(SOURCE DATA)

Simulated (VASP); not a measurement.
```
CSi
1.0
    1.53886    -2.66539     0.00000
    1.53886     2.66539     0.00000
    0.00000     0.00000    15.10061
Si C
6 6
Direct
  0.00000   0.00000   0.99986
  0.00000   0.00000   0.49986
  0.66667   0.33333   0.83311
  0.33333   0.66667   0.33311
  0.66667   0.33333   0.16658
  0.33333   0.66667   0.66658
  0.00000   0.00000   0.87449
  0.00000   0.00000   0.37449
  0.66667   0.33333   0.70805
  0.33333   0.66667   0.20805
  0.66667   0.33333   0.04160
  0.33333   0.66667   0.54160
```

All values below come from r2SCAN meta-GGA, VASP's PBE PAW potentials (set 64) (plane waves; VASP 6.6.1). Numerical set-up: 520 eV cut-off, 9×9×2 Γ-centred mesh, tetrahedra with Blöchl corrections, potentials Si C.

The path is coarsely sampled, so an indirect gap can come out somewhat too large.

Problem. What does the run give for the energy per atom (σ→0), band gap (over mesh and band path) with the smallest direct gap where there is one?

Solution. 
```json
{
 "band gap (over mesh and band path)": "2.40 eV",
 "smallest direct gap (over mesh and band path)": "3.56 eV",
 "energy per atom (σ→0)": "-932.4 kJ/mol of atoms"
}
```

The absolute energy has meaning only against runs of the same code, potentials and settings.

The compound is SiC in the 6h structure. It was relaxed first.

(End SOURCE DATA)

Copy out the data shown above without altering anything.

● WRITTEN REPLY:
Simulated (VASP); not a measurement.
```
CSi
1.0
    1.53886    -2.66539     0.00000
    1.53886     2.66539     0.00000
    0.00000     0.00000    15.10061
Si C
6 6
Direct
  0.00000   0.00000   0.99986
  0.00000   0.00000   0.49986
  0.66667   0.33333   0.83311
  0.33333   0.66667   0.33311
  0.66667   0.33333   0.16658
  0.33333   0.66667   0.66658
  0.00000   0.00000   0.87449
  0.00000   0.00000   0.37449
  0.66667   0.33333   0.70805
  0.33333   0.66667   0.20805
  0.66667   0.33333   0.04160
  0.33333   0.66667   0.54160
```

All values below come from r2SCAN meta-GGA, VASP's PBE PAW potentials (set 64) (plane waves; VASP 6.6.1). Numerical set-up: 520 eV cut-off, 9×9×2 Γ-centred mesh, tetrahedra with Blöchl corrections, potentials Si C.

The path is coarsely sampled, so an indirect gap can come out somewhat too large.

Problem. What does the run give for the energy per atom (σ→0), band gap (over mesh and band path) with the smallest direct gap where there is one?

Solution. 
```json
{
 "band gap (over mesh and band path)": "2.40 eV",
 "smallest direct gap (over mesh and band path)": "3.56 eV",
 "energy per atom (σ→0)": "-932.4 kJ/mol of atoms"
}
```

The absolute energy has meaning only against runs of the same code, potentials and settings.

The compound is SiC in the 6h structure. It was relaxed first.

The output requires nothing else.